_Work item_
Beginning with the first line of the data below, extract each line up to and including the one containing "Change from the". Copy them exactly and add nothing.

---------------

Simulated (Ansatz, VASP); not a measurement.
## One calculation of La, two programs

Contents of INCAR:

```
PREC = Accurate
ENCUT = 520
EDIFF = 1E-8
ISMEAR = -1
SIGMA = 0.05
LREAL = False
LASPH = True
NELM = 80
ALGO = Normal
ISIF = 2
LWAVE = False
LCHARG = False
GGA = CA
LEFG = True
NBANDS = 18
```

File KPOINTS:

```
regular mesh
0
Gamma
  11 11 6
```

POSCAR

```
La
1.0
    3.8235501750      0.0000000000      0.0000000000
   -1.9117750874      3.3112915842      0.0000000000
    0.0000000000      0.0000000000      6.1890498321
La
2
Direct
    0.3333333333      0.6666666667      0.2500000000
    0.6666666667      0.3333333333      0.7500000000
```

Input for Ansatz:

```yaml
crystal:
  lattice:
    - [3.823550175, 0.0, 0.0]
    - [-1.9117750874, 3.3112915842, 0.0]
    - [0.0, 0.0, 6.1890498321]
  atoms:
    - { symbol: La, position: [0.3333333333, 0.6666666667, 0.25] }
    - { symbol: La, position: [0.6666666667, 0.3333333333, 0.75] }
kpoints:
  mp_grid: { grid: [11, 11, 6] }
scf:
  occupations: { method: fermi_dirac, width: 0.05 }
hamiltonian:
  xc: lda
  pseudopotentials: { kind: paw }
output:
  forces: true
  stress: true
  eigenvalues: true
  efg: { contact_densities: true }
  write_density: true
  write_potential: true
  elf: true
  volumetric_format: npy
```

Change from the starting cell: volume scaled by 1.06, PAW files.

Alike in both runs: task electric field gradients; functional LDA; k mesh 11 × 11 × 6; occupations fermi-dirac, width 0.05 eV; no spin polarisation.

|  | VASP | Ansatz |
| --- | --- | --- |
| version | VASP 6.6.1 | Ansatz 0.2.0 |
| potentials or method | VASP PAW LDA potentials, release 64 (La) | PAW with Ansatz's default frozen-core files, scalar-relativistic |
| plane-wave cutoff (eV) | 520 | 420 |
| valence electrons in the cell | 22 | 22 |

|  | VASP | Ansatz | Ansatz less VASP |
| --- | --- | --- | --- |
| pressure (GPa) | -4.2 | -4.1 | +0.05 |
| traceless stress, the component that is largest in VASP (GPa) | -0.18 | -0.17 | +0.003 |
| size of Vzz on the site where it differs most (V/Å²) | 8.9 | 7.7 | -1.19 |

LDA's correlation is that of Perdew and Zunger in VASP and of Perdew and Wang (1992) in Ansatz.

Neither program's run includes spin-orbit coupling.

---------------

_Exercise result_
Simulated (Ansatz, VASP); not a measurement.
## One calculation of La, two programs

Contents of INCAR:

```
PREC = Accurate
ENCUT = 520
EDIFF = 1E-8
ISMEAR = -1
SIGMA = 0.05
LREAL = False
LASPH = True
NELM = 80
ALGO = Normal
ISIF = 2
LWAVE = False
LCHARG = False
GGA = CA
LEFG = True
NBANDS = 18
```

File KPOINTS:

```
regular mesh
0
Gamma
  11 11 6
```

POSCAR

```
La
1.0
    3.8235501750      0.0000000000      0.0000000000
   -1.9117750874      3.3112915842      0.0000000000
    0.0000000000      0.0000000000      6.1890498321
La
2
Direct
    0.3333333333      0.6666666667      0.2500000000
    0.6666666667      0.3333333333      0.7500000000
```

Input for Ansatz:

```yaml
crystal:
  lattice:
    - [3.823550175, 0.0, 0.0]
    - [-1.9117750874, 3.3112915842, 0.0]
    - [0.0, 0.0, 6.1890498321]
  atoms:
    - { symbol: La, position: [0.3333333333, 0.6666666667, 0.25] }
    - { symbol: La, position: [0.6666666667, 0.3333333333, 0.75] }
kpoints:
  mp_grid: { grid: [11, 11, 6] }
scf:
  occupations: { method: fermi_dirac, width: 0.05 }
hamiltonian:
  xc: lda
  pseudopotentials: { kind: paw }
output:
  forces: true
  stress: true
  eigenvalues: true
  efg: { contact_densities: true }
  write_density: true
  write_potential: true
  elf: true
  volumetric_format: npy
```

Change from the starting cell: volume scaled by 1.06, PAW files.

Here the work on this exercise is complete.